### Listed entries
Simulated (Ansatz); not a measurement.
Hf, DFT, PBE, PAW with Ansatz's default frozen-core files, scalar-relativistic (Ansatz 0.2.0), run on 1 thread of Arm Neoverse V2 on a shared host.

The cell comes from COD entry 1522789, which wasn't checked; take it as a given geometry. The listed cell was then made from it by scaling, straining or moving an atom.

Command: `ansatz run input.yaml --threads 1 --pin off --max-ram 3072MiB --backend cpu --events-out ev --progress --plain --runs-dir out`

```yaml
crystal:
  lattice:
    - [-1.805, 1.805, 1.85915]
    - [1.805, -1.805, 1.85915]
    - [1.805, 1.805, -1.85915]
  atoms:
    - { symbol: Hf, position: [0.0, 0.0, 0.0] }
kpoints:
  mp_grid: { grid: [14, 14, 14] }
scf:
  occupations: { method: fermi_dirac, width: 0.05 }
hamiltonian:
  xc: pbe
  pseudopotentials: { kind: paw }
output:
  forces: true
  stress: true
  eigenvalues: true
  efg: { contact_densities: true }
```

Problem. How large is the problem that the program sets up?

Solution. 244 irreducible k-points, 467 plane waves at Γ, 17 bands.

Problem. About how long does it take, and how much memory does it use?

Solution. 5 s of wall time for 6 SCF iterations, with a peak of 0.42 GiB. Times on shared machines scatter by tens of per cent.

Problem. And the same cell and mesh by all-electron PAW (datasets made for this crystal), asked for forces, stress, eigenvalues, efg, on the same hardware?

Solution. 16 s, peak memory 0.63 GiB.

### Brief
Extract from the records above the lines from the one containing "Hf, DFT, PBE, PAW" to the one containing "Problem. And the", both lines included, exactly as they appear and with nothing else.

### Reply
Hf, DFT, PBE, PAW with Ansatz's default frozen-core files, scalar-relativistic (Ansatz 0.2.0), run on 1 thread of Arm Neoverse V2 on a shared host.

The cell comes from COD entry 1522789, which wasn't checked; take it as a given geometry. The listed cell was then made from it by scaling, straining or moving an atom.

Command: `ansatz run input.yaml --threads 1 --pin off --max-ram 3072MiB --backend cpu --events-out ev --progress --plain --runs-dir out`

```yaml
crystal:
  lattice:
    - [-1.805, 1.805, 1.85915]
    - [1.805, -1.805, 1.85915]
    - [1.805, 1.805, -1.85915]
  atoms:
    - { symbol: Hf, position: [0.0, 0.0, 0.0] }
kpoints:
  mp_grid: { grid: [14, 14, 14] }
scf:
  occupations: { method: fermi_dirac, width: 0.05 }
hamiltonian:
  xc: pbe
  pseudopotentials: { kind: paw }
output:
  forces: true
  stress: true
  eigenvalues: true
  efg: { contact_densities: true }
```

Problem. How large is the problem that the program sets up?

Solution. 244 irreducible k-points, 467 plane waves at Γ, 17 bands.

Problem. About how long does it take, and how much memory does it use?

Solution. 5 s of wall time for 6 SCF iterations, with a peak of 0.42 GiB. Times on shared machines scatter by tens of per cent.

Problem. And the same cell and mesh by all-electron PAW (datasets made for this crystal), asked for forces, stress, eigenvalues, efg, on the same hardware?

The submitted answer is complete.